BRIEF:
The full listing needs to be output exactly.

SUPPLIED ENTRIES:
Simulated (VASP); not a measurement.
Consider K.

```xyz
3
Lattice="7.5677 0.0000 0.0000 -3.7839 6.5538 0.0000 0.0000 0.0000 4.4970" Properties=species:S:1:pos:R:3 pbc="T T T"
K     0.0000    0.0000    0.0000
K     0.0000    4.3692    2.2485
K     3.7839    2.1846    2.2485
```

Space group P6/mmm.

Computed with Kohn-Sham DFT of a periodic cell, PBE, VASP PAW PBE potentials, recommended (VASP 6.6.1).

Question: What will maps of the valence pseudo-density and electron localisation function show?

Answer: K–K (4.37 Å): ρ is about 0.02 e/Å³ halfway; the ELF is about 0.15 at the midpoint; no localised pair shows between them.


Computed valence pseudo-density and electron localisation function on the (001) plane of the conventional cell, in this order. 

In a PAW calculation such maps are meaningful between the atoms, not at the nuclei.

WRITTEN SOLUTION:
Simulated (VASP); not a measurement.
Consider K.

```xyz
3
Lattice="7.5677 0.0000 0.0000 -3.7839 6.5538 0.0000 0.0000 0.0000 4.4970" Properties=species:S:1:pos:R:3 pbc="T T T"
K     0.0000    0.0000    0.0000
K     0.0000    4.3692    2.2485
K     3.7839    2.1846    2.2485
```

Space group P6/mmm.

Computed with Kohn-Sham DFT of a periodic cell, PBE, VASP PAW PBE potentials, recommended (VASP 6.6.1).

Question: What will maps of the valence pseudo-density and electron localisation function show?

Answer: K–K (4.37 Å): ρ is about 0.02 e/Å³ halfway; the ELF is about 0.15 at the midpoint; no localised pair shows between them.


Computed valence pseudo-density and electron localisation function on the (001) plane of the conventional cell, in this order. 

In a PAW calculation such maps are meaningful between the atoms, not at the nuclei.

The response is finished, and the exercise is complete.